_Source data:_
►

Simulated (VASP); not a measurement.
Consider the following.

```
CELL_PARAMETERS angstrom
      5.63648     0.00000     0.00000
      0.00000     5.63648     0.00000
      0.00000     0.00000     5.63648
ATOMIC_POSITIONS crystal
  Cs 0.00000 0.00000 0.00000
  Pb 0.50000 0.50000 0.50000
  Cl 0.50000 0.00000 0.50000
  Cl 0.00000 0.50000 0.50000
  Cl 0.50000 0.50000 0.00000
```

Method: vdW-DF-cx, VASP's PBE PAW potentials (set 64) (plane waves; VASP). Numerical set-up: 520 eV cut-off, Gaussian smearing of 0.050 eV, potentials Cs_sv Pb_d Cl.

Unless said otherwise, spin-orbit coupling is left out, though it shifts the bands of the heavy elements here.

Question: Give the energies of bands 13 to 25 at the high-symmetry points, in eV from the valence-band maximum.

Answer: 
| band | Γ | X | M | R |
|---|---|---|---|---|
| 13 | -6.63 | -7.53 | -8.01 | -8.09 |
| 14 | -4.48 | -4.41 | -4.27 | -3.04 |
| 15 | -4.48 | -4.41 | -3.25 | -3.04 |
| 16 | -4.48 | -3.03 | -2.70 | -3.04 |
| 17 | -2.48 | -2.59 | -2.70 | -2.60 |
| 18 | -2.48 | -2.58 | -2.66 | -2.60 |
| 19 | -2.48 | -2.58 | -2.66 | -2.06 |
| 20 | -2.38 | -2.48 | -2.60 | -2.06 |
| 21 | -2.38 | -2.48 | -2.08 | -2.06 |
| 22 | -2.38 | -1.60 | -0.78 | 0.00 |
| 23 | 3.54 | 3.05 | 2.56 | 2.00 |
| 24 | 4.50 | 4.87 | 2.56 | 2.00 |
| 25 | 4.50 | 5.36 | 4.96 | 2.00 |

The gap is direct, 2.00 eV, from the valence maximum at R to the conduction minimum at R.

◄

_Work instruction:_ From the first line of the listing above through the line that contains "4.96 | 2.00 |", retype every line exactly, and write nothing else.

_Exercise response:_
Simulated (VASP); not a measurement.
Consider the following.

```
CELL_PARAMETERS angstrom
      5.63648     0.00000     0.00000
      0.00000     5.63648     0.00000
      0.00000     0.00000     5.63648
ATOMIC_POSITIONS crystal
  Cs 0.00000 0.00000 0.00000
  Pb 0.50000 0.50000 0.50000
  Cl 0.50000 0.00000 0.50000
  Cl 0.00000 0.50000 0.50000
  Cl 0.50000 0.50000 0.00000
```

Method: vdW-DF-cx, VASP's PBE PAW potentials (set 64) (plane waves; VASP). Numerical set-up: 520 eV cut-off, Gaussian smearing of 0.050 eV, potentials Cs_sv Pb_d Cl.

Unless said otherwise, spin-orbit coupling is left out, though it shifts the bands of the heavy elements here.

Question: Give the energies of bands 13 to 25 at the high-symmetry points, in eV from the valence-band maximum.

Answer: 
| band | Γ | X | M | R |
|---|---|---|---|---|
| 13 | -6.63 | -7.53 | -8.01 | -8.09 |
| 14 | -4.48 | -4.41 | -4.27 | -3.04 |
| 15 | -4.48 | -4.41 | -3.25 | -3.04 |
| 16 | -4.48 | -3.03 | -2.70 | -3.04 |
| 17 | -2.48 | -2.59 | -2.70 | -2.60 |
| 18 | -2.48 | -2.58 | -2.66 | -2.60 |
| 19 | -2.48 | -2.58 | -2.66 | -2.06 |
| 20 | -2.38 | -2.48 | -2.60 | -2.06 |
| 21 | -2.38 | -2.48 | -2.08 | -2.06 |
| 22 | -2.38 | -1.60 | -0.78 | 0.00 |
| 23 | 3.54 | 3.05 | 2.56 | 2.00 |
| 24 | 4.50 | 4.87 | 2.56 | 2.00 |
| 25 | 4.50 | 5.36 | 4.96 | 2.00 |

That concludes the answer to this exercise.